Assignment: Each entry has to be reproduced in full, exactly as given.

=-=-=-=-=

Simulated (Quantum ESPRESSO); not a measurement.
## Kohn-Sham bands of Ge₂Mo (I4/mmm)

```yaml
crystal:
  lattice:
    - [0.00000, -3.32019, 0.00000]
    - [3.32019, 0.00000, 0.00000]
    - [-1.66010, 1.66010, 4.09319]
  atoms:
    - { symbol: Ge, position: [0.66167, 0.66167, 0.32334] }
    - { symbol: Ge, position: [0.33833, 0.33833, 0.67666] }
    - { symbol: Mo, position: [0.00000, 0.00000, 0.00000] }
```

=-=-=-=-=

Task response:
Simulated (Quantum ESPRESSO); not a measurement.
## Kohn-Sham bands of Ge₂Mo (I4/mmm)

```yaml
crystal:
  lattice:
    - [0.00000, -3.32019, 0.00000]
    - [3.32019, 0.00000, 0.00000]
    - [-1.66010, 1.66010, 4.09319]
  atoms:
    - { symbol: Ge, position: [0.66167, 0.66167, 0.32334] }
    - { symbol: Ge, position: [0.33833, 0.33833, 0.67666] }
    - { symbol: Mo, position: [0.00000, 0.00000, 0.00000] }
```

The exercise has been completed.